BRIEF |
Write all of the entries out again exactly.

INFORMATION PROVIDED |
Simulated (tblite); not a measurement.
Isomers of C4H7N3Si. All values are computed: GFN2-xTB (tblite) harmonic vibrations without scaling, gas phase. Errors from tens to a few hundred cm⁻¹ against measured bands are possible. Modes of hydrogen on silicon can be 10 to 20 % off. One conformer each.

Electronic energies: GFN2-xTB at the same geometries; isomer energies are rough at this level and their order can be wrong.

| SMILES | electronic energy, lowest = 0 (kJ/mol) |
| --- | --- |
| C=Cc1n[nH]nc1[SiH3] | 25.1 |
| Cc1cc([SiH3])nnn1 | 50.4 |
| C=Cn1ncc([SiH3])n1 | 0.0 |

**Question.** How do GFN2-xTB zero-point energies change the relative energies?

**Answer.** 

TASK RESULT |
Simulated (tblite); not a measurement.
Isomers of C4H7N3Si. All values are computed: GFN2-xTB (tblite) harmonic vibrations without scaling, gas phase. Errors from tens to a few hundred cm⁻¹ against measured bands are possible. Modes of hydrogen on silicon can be 10 to 20 % off. One conformer each.

Electronic energies: GFN2-xTB at the same geometries; isomer energies are rough at this level and their order can be wrong.

| SMILES | electronic energy, lowest = 0 (kJ/mol) |
| --- | --- |
| C=Cc1n[nH]nc1[SiH3] | 25.1 |
| Cc1cc([SiH3])nnn1 | 50.4 |
| C=Cn1ncc([SiH3])n1 | 0.0 |

**Question.** How do GFN2-xTB zero-point energies change the relative energies?

**Answer.** 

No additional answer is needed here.